Brief –
Please copy, character for character, each line from the beginning of the listing to the line containing "# Computed records: C2H7GeN, CH7Ge2N, CH6Ge2O, C3H8Ge", including both.

++++++++++++++++++++
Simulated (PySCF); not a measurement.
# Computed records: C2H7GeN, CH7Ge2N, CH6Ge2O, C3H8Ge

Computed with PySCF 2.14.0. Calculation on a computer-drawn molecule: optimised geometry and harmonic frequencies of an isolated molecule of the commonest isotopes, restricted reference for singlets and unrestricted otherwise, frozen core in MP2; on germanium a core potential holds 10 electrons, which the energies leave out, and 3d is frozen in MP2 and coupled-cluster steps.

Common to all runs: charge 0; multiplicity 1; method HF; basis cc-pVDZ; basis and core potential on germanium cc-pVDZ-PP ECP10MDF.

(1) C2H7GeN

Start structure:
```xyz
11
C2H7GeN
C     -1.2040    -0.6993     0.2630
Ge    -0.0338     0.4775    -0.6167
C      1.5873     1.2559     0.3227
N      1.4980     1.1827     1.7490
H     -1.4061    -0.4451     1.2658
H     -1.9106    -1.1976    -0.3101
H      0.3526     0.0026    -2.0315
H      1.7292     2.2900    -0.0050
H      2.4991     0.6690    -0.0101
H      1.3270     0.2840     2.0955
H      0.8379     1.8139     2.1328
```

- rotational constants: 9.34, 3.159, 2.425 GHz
++++++++++++++++++++

Your response –
Simulated (PySCF); not a measurement.
# Computed records: C2H7GeN, CH7Ge2N, CH6Ge2O, C3H8Ge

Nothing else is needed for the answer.